Each record in the material below must be written out again exactly.

### RECORD SET
* * * * * * *

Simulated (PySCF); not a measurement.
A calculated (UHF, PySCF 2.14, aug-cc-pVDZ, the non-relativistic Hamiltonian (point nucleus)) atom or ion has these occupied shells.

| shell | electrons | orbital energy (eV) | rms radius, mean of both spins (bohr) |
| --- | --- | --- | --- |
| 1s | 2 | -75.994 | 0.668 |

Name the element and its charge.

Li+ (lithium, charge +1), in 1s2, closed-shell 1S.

* * * * * * *

### WORKED SOLUTION
Simulated (PySCF); not a measurement.
A calculated (UHF, PySCF 2.14, aug-cc-pVDZ, the non-relativistic Hamiltonian (point nucleus)) atom or ion has these occupied shells.

| shell | electrons | orbital energy (eV) | rms radius, mean of both spins (bohr) |
| --- | --- | --- | --- |
| 1s | 2 | -75.994 | 0.668 |

Name the element and its charge.

Li+ (lithium, charge +1), in 1s2, closed-shell 1S.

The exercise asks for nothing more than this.